### INFORMATION GIVEN:
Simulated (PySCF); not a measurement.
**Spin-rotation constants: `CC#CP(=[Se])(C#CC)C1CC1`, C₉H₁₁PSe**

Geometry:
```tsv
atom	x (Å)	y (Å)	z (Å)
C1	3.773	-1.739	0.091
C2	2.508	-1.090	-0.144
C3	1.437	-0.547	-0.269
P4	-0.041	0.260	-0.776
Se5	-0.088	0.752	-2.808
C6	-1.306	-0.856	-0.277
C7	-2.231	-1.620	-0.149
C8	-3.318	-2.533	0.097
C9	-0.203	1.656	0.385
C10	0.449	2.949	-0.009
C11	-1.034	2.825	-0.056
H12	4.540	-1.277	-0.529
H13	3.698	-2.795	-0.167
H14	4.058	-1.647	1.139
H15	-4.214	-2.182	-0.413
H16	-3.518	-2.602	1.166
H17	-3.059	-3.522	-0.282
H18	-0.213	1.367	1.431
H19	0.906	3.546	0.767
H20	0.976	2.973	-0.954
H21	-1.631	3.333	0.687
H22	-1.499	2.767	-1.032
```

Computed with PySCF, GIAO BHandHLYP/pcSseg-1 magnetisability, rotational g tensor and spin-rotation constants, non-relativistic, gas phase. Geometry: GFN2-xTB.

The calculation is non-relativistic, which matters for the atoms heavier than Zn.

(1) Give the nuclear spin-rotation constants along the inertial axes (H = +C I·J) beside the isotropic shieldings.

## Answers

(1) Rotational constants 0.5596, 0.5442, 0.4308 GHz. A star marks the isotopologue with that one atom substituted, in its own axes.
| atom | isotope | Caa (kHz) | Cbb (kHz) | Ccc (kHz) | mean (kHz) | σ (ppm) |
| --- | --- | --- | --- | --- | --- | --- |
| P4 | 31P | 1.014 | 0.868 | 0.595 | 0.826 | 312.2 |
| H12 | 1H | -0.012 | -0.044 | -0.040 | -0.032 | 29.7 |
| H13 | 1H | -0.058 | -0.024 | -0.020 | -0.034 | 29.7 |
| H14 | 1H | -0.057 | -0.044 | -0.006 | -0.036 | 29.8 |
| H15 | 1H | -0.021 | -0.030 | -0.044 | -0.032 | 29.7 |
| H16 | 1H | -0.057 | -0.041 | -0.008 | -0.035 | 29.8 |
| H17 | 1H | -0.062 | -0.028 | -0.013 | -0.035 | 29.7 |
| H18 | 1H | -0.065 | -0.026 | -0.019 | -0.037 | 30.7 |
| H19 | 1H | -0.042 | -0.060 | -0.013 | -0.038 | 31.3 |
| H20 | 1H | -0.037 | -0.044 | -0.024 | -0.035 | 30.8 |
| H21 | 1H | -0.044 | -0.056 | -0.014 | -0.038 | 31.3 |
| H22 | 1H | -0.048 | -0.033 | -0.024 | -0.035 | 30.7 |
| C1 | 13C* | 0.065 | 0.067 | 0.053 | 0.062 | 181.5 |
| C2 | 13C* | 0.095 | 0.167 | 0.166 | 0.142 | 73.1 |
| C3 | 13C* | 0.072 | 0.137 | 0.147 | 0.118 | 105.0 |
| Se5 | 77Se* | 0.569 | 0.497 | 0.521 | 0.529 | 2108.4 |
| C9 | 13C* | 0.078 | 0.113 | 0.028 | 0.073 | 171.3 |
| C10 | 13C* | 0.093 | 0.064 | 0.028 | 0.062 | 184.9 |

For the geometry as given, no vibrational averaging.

### ACTIVITY:
What you return must be the lines above that run from the line with "0.073 | 171.3 |" to the line with "0.062 | 184.9 |", inclusive, each copied exactly.

### SOLUTION:
| C9 | 13C* | 0.078 | 0.113 | 0.028 | 0.073 | 171.3 |
| C10 | 13C* | 0.093 | 0.064 | 0.028 | 0.062 | 184.9 |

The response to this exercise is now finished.